WORK INSTRUCTION :: Every record shown below should be duplicated exactly.

RECORDS SHOWN ::
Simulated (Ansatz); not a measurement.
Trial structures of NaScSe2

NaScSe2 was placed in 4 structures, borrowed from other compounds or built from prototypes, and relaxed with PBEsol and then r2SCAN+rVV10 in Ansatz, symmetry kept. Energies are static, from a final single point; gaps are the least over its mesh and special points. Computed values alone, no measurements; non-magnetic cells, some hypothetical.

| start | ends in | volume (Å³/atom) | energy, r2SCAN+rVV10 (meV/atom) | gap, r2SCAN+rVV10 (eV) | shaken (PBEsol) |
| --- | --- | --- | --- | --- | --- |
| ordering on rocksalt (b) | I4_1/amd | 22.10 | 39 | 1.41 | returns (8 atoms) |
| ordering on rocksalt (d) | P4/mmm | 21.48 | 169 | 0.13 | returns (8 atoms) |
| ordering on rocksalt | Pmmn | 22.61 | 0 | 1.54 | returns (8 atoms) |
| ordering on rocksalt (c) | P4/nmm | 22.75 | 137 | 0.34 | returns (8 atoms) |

PROBLEM SOLUTION ::
Simulated (Ansatz); not a measurement.
Trial structures of NaScSe2

NaScSe2 was placed in 4 structures, borrowed from other compounds or built from prototypes, and relaxed with PBEsol and then r2SCAN+rVV10 in Ansatz, symmetry kept. Energies are static, from a final single point; gaps are the least over its mesh and special points. Computed values alone, no measurements; non-magnetic cells, some hypothetical.

| start | ends in | volume (Å³/atom) | energy, r2SCAN+rVV10 (meV/atom) | gap, r2SCAN+rVV10 (eV) | shaken (PBEsol) |
| --- | --- | --- | --- | --- | --- |
| ordering on rocksalt (b) | I4_1/amd | 22.10 | 39 | 1.41 | returns (8 atoms) |
| ordering on rocksalt (d) | P4/mmm | 21.48 | 169 | 0.13 | returns (8 atoms) |
| ordering on rocksalt | Pmmn | 22.61 | 0 | 1.54 | returns (8 atoms) |
| ordering on rocksalt (c) | P4/nmm | 22.75 | 137 | 0.34 | returns (8 atoms) |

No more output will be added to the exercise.